◇ ◇ ◇
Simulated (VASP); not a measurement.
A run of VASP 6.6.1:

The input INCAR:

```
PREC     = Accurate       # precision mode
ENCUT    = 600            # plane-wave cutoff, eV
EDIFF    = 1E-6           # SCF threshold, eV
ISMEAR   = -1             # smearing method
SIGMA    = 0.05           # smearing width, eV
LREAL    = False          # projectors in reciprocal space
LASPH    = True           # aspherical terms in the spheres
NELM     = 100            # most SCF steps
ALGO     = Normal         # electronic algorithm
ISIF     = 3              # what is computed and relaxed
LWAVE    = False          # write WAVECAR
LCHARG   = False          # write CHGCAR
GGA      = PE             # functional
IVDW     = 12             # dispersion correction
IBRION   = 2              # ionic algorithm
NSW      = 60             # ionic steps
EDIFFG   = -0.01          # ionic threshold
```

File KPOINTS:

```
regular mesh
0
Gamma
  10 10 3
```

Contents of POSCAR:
◇ ◇ ◇

Reproduce the data shown above in its entirety, keeping each word as it is.

Simulated (VASP); not a measurement.
A run of VASP 6.6.1:

The input INCAR:

```
PREC     = Accurate       # precision mode
ENCUT    = 600            # plane-wave cutoff, eV
EDIFF    = 1E-6           # SCF threshold, eV
ISMEAR   = -1             # smearing method
SIGMA    = 0.05           # smearing width, eV
LREAL    = False          # projectors in reciprocal space
LASPH    = True           # aspherical terms in the spheres
NELM     = 100            # most SCF steps
ALGO     = Normal         # electronic algorithm
ISIF     = 3              # what is computed and relaxed
LWAVE    = False          # write WAVECAR
LCHARG   = False          # write CHGCAR
GGA      = PE             # functional
IVDW     = 12             # dispersion correction
IBRION   = 2              # ionic algorithm
NSW      = 60             # ionic steps
EDIFFG   = -0.01          # ionic threshold
```

File KPOINTS:

```
regular mesh
0
Gamma
  10 10 3
```

Contents of POSCAR:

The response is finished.